• Work item
Only part of the listing is needed, namely the lines from its start through the line with "## 1. The starting structure", and they should be retyped exactly.

• Material supplied
+--

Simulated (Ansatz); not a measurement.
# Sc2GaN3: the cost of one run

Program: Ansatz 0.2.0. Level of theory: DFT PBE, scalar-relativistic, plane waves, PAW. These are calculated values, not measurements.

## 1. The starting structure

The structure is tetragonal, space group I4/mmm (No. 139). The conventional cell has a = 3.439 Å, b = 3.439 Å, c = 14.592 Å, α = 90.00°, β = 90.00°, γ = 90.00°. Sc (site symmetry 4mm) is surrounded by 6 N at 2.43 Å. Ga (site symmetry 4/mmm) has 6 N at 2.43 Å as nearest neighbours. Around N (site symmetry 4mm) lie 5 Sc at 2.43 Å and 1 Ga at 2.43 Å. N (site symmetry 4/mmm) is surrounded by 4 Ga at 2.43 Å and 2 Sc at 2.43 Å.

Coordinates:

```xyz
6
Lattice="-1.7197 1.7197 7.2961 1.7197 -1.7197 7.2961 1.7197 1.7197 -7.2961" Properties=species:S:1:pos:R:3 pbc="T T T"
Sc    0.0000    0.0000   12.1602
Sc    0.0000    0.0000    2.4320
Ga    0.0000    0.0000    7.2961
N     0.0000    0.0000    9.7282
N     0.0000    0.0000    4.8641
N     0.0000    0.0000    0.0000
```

+--

• Written response
Simulated (Ansatz); not a measurement.
# Sc2GaN3: the cost of one run

Program: Ansatz 0.2.0. Level of theory: DFT PBE, scalar-relativistic, plane waves, PAW. These are calculated values, not measurements.

## 1. The starting structure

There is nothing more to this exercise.